━━━ GIVEN INFORMATION ━━━
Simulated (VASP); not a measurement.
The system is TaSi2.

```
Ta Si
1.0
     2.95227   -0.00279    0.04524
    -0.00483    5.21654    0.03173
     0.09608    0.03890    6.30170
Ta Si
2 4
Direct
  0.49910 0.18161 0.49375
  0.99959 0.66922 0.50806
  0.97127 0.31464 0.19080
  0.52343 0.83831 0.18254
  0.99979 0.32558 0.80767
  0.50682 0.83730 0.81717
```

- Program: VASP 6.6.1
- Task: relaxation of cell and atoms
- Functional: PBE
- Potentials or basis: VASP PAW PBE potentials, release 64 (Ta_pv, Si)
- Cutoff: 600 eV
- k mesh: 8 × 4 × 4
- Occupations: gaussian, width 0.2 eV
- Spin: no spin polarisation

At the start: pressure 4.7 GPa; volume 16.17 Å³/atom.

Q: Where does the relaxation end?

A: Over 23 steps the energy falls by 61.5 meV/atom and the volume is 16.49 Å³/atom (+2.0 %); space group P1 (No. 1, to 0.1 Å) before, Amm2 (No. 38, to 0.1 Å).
━━━

__EXERCISE__:
Both the first line of the records above and the line containing "Q: Where does the relaxation end?" are to be transcribed exactly, together with every line between them, and nothing else.

__PROBLEM SOLUTION__:
Simulated (VASP); not a measurement.
The system is TaSi2.

```
Ta Si
1.0
     2.95227   -0.00279    0.04524
    -0.00483    5.21654    0.03173
     0.09608    0.03890    6.30170
Ta Si
2 4
Direct
  0.49910 0.18161 0.49375
  0.99959 0.66922 0.50806
  0.97127 0.31464 0.19080
  0.52343 0.83831 0.18254
  0.99979 0.32558 0.80767
  0.50682 0.83730 0.81717
```

- Program: VASP 6.6.1
- Task: relaxation of cell and atoms
- Functional: PBE
- Potentials or basis: VASP PAW PBE potentials, release 64 (Ta_pv, Si)
- Cutoff: 600 eV
- k mesh: 8 × 4 × 4
- Occupations: gaussian, width 0.2 eV
- Spin: no spin polarisation

At the start: pressure 4.7 GPa; volume 16.17 Å³/atom.

Q: Where does the relaxation end?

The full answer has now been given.